*Requirement:* Your output should be the entries below, from the first line up to and including the line with "We look at the", reproduced exactly and with no other lines.

##### Data to examine

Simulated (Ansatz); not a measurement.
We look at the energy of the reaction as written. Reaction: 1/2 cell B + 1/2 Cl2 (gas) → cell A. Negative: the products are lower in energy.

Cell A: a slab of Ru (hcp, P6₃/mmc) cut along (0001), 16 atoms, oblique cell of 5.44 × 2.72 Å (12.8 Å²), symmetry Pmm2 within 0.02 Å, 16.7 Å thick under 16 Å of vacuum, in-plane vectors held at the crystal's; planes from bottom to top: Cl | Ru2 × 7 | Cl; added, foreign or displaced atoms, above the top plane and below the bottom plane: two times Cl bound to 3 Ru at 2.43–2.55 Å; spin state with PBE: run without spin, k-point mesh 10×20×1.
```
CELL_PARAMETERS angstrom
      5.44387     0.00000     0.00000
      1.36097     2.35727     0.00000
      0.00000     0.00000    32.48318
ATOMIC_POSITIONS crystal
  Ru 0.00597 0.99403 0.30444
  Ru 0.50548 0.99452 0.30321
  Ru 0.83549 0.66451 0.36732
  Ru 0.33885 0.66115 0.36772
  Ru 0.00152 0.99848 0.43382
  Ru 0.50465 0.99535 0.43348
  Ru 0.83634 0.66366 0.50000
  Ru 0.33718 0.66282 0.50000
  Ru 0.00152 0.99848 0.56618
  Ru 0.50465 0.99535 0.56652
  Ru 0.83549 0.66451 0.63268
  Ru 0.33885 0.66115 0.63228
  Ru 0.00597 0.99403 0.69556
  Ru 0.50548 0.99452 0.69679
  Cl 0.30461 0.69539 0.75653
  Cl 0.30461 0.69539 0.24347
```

##########

*Solution:*
Simulated (Ansatz); not a measurement.
We look at the energy of the reaction as written. Reaction: 1/2 cell B + 1/2 Cl2 (gas) → cell A. Negative: the products are lower in energy.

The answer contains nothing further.